-- Recorded data follows --

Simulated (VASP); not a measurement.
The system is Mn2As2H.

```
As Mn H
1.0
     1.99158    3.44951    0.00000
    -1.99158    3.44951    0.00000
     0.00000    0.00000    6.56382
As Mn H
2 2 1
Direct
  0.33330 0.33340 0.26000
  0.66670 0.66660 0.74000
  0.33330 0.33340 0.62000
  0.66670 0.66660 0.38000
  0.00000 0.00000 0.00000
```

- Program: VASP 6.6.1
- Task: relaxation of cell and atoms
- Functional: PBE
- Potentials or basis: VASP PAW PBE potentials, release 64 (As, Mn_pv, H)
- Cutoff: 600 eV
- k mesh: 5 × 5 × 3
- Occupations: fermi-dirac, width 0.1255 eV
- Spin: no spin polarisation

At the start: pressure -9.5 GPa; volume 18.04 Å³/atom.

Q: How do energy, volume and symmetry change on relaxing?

-- Recorded data concluded --

(Exercise)
Without changing anything, repeat every record above.

(Task result)
Simulated (VASP); not a measurement.
The system is Mn2As2H.

```
As Mn H
1.0
     1.99158    3.44951    0.00000
    -1.99158    3.44951    0.00000
     0.00000    0.00000    6.56382
As Mn H
2 2 1
Direct
  0.33330 0.33340 0.26000
  0.66670 0.66660 0.74000
  0.33330 0.33340 0.62000
  0.66670 0.66660 0.38000
  0.00000 0.00000 0.00000
```

- Program: VASP 6.6.1
- Task: relaxation of cell and atoms
- Functional: PBE
- Potentials or basis: VASP PAW PBE potentials, release 64 (As, Mn_pv, H)
- Cutoff: 600 eV
- k mesh: 5 × 5 × 3
- Occupations: fermi-dirac, width 0.1255 eV
- Spin: no spin polarisation

At the start: pressure -9.5 GPa; volume 18.04 Å³/atom.

Q: How do energy, volume and symmetry change on relaxing?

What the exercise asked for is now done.